Provided data:
__________________________________________________

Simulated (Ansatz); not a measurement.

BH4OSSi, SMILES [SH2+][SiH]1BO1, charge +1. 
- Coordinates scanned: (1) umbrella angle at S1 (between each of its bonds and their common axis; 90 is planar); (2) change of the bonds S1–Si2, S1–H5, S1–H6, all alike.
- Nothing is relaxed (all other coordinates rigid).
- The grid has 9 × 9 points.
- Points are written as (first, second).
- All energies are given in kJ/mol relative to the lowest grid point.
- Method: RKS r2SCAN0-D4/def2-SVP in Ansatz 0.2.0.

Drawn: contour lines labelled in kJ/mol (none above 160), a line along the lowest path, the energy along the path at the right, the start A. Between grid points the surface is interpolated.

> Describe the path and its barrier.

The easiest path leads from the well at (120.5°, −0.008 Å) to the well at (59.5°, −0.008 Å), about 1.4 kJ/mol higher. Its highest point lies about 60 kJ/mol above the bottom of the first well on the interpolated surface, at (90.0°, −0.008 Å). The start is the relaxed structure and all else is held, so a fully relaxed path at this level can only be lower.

__________________________________________________

Required action:
Out of the data above, transcribe exactly and only the lines starting with the line that has "- Coordinates scanned: (1)" and going on through the line that has "- Method: RKS", both included.

Task answer:
- Coordinates scanned: (1) umbrella angle at S1 (between each of its bonds and their common axis; 90 is planar); (2) change of the bonds S1–Si2, S1–H5, S1–H6, all alike.
- Nothing is relaxed (all other coordinates rigid).
- The grid has 9 × 9 points.
- Points are written as (first, second).
- All energies are given in kJ/mol relative to the lowest grid point.
- Method: RKS r2SCAN0-D4/def2-SVP in Ansatz 0.2.0.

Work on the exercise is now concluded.